Work instruction: Give back an exact copy of the lines from the start of the material through the line bearing "The input as". Include both ends and nothing else.

======== Provided records ========

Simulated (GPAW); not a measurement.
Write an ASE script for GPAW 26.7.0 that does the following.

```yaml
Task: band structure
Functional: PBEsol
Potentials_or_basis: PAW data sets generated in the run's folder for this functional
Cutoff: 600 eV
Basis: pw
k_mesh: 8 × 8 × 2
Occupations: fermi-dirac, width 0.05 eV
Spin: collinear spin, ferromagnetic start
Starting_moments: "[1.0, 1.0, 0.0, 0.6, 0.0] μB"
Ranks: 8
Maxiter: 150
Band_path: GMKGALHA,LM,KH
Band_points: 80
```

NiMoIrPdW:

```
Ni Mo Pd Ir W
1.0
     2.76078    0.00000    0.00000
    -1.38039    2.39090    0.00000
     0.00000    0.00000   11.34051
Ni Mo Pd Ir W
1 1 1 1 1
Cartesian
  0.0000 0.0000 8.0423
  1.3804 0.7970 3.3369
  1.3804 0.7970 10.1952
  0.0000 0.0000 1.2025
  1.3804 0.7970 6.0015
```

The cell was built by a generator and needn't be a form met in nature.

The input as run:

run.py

========

Answer area:
Simulated (GPAW); not a measurement.
Write an ASE script for GPAW 26.7.0 that does the following.

```yaml
Task: band structure
Functional: PBEsol
Potentials_or_basis: PAW data sets generated in the run's folder for this functional
Cutoff: 600 eV
Basis: pw
k_mesh: 8 × 8 × 2
Occupations: fermi-dirac, width 0.05 eV
Spin: collinear spin, ferromagnetic start
Starting_moments: "[1.0, 1.0, 0.0, 0.6, 0.0] μB"
Ranks: 8
Maxiter: 150
Band_path: GMKGALHA,LM,KH
Band_points: 80
```

NiMoIrPdW:

```
Ni Mo Pd Ir W
1.0
     2.76078    0.00000    0.00000
    -1.38039    2.39090    0.00000
     0.00000    0.00000   11.34051
Ni Mo Pd Ir W
1 1 1 1 1
Cartesian
  0.0000 0.0000 8.0423
  1.3804 0.7970 3.3369
  1.3804 0.7970 10.1952
  0.0000 0.0000 1.2025
  1.3804 0.7970 6.0015
```

The cell was built by a generator and needn't be a form met in nature.

The input as run:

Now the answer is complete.